++++ Raw data
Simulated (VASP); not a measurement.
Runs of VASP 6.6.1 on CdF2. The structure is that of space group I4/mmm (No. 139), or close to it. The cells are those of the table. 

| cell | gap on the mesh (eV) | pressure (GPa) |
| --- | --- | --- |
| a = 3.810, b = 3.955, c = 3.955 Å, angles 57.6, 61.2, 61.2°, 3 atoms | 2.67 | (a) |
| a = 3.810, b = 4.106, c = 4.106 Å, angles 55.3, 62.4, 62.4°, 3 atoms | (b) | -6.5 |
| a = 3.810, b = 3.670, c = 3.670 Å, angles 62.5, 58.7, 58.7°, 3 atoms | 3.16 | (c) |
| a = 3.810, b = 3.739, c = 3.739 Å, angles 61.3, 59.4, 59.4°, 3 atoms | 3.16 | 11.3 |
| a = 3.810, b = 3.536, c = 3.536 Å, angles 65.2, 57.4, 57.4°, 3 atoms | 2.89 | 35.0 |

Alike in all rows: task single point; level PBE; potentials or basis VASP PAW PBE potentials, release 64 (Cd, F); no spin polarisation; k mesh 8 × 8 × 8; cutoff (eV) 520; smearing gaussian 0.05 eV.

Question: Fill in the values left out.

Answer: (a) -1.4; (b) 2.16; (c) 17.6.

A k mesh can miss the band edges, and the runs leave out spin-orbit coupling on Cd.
++++++++

- **Activity**:
Copy the entries above exactly, but only from the line holding "atoms | (b) | -6.5 |" through the line holding "Alike in all", both included.

- **Reply**:
| a = 3.810, b = 4.106, c = 4.106 Å, angles 55.3, 62.4, 62.4°, 3 atoms | (b) | -6.5 |
| a = 3.810, b = 3.670, c = 3.670 Å, angles 62.5, 58.7, 58.7°, 3 atoms | 3.16 | (c) |
| a = 3.810, b = 3.739, c = 3.739 Å, angles 61.3, 59.4, 59.4°, 3 atoms | 3.16 | 11.3 |
| a = 3.810, b = 3.536, c = 3.536 Å, angles 65.2, 57.4, 57.4°, 3 atoms | 2.89 | 35.0 |

Alike in all rows: task single point; level PBE; potentials or basis VASP PAW PBE potentials, release 64 (Cd, F); no spin polarisation; k mesh 8 × 8 × 8; cutoff (eV) 520; smearing gaussian 0.05 eV.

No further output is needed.